The data:
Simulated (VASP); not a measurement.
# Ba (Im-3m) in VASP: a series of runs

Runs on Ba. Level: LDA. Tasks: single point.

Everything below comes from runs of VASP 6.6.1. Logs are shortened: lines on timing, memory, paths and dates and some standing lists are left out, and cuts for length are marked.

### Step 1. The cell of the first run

Assigned task:
Every record must appear in the answer exactly as it does above.

Solution:
Simulated (VASP); not a measurement.
# Ba (Im-3m) in VASP: a series of runs

Runs on Ba. Level: LDA. Tasks: single point.

Everything below comes from runs of VASP 6.6.1. Logs are shortened: lines on timing, memory, paths and dates and some standing lists are left out, and cuts for length are marked.

### Step 1. The cell of the first run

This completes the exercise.